DATA SECTION ::
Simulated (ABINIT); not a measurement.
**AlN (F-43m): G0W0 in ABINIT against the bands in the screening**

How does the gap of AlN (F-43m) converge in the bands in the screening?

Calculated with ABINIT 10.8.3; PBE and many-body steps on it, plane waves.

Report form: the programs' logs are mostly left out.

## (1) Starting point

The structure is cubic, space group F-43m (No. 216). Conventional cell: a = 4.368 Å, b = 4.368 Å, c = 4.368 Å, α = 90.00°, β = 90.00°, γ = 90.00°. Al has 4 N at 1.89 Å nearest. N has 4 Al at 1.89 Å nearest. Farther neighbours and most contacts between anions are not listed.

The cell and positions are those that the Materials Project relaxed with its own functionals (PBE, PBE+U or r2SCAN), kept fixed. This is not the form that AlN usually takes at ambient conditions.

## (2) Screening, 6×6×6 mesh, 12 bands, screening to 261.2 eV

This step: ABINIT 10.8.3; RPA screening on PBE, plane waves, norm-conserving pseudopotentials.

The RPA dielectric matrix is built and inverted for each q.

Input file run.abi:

REQUIREMENT ::
Extract the lines above, from the first one through the one containing "## (1) Starting point", and return only those, unchanged.

EXERCISE RESPONSE ::
Simulated (ABINIT); not a measurement.
**AlN (F-43m): G0W0 in ABINIT against the bands in the screening**

How does the gap of AlN (F-43m) converge in the bands in the screening?

Calculated with ABINIT 10.8.3; PBE and many-body steps on it, plane waves.

Report form: the programs' logs are mostly left out.

## (1) Starting point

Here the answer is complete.